Your task is to reproduce the entries below word for word.

Dataset excerpts >>
_ _ _ _ _
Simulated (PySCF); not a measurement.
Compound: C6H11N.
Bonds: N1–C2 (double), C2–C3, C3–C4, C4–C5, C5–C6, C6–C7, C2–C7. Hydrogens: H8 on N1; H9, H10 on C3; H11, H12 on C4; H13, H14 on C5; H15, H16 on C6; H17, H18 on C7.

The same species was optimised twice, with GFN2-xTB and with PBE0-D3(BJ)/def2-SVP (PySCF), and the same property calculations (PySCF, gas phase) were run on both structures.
_ _ _ _ _

Exercise response >>
Simulated (PySCF); not a measurement.
Compound: C6H11N.
Bonds: N1–C2 (double), C2–C3, C3–C4, C4–C5, C5–C6, C6–C7, C2–C7. Hydrogens: H8 on N1; H9, H10 on C3; H11, H12 on C4; H13, H14 on C5; H15, H16 on C6; H17, H18 on C7.

The same species was optimised twice, with GFN2-xTB and with PBE0-D3(BJ)/def2-SVP (PySCF), and the same property calculations (PySCF, gas phase) were run on both structures.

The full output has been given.